* _Task item_: Return the data below exactly, stopping after the line with "Electronic density of".

* _Data records_:
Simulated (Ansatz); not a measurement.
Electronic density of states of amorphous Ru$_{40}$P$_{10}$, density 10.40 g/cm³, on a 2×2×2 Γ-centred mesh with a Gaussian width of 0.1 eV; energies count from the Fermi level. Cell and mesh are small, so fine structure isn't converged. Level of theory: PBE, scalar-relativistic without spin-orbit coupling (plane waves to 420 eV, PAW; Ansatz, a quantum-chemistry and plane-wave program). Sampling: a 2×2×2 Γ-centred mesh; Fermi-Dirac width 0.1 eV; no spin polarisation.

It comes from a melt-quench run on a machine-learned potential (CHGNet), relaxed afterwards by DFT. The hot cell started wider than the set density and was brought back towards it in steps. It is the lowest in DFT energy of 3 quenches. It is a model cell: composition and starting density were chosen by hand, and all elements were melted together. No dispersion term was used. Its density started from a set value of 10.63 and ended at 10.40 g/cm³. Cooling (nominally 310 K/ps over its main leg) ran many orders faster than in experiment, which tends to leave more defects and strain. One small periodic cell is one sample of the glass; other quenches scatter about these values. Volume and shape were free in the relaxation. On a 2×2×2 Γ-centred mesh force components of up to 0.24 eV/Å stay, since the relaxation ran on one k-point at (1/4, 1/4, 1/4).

* _Exercise output_:
Simulated (Ansatz); not a measurement.
Electronic density of states of amorphous Ru$_{40}$P$_{10}$, density 10.40 g/cm³, on a 2×2×2 Γ-centred mesh with a Gaussian width of 0.1 eV; energies count from the Fermi level. Cell and mesh are small, so fine structure isn't converged. Level of theory: PBE, scalar-relativistic without spin-orbit coupling (plane waves to 420 eV, PAW; Ansatz, a quantum-chemistry and plane-wave program). Sampling: a 2×2×2 Γ-centred mesh; Fermi-Dirac width 0.1 eV; no spin polarisation.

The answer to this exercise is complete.